* Work order
Reproduce the data below line by line, from its first line to the line with "-0.324 | -0.106 |", both included, and nothing past that point.

+ + + +

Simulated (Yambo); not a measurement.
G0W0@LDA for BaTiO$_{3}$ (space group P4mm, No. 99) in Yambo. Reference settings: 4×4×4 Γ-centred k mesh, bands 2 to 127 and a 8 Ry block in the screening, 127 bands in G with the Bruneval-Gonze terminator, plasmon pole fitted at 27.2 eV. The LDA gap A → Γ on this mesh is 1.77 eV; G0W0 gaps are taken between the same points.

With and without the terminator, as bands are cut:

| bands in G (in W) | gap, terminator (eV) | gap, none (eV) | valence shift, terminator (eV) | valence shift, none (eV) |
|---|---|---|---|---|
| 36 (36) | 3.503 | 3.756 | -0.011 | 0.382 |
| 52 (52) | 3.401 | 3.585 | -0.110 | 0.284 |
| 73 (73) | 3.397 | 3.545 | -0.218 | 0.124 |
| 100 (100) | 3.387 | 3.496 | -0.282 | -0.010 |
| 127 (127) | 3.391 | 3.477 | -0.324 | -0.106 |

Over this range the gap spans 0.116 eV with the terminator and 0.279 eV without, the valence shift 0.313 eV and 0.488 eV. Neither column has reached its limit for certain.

+ + + +

* Worked solution
Simulated (Yambo); not a measurement.
G0W0@LDA for BaTiO$_{3}$ (space group P4mm, No. 99) in Yambo. Reference settings: 4×4×4 Γ-centred k mesh, bands 2 to 127 and a 8 Ry block in the screening, 127 bands in G with the Bruneval-Gonze terminator, plasmon pole fitted at 27.2 eV. The LDA gap A → Γ on this mesh is 1.77 eV; G0W0 gaps are taken between the same points.

With and without the terminator, as bands are cut:

| bands in G (in W) | gap, terminator (eV) | gap, none (eV) | valence shift, terminator (eV) | valence shift, none (eV) |
|---|---|---|---|---|
| 36 (36) | 3.503 | 3.756 | -0.011 | 0.382 |
| 52 (52) | 3.401 | 3.585 | -0.110 | 0.284 |
| 73 (73) | 3.397 | 3.545 | -0.218 | 0.124 |
| 100 (100) | 3.387 | 3.496 | -0.282 | -0.010 |
| 127 (127) | 3.391 | 3.477 | -0.324 | -0.106 |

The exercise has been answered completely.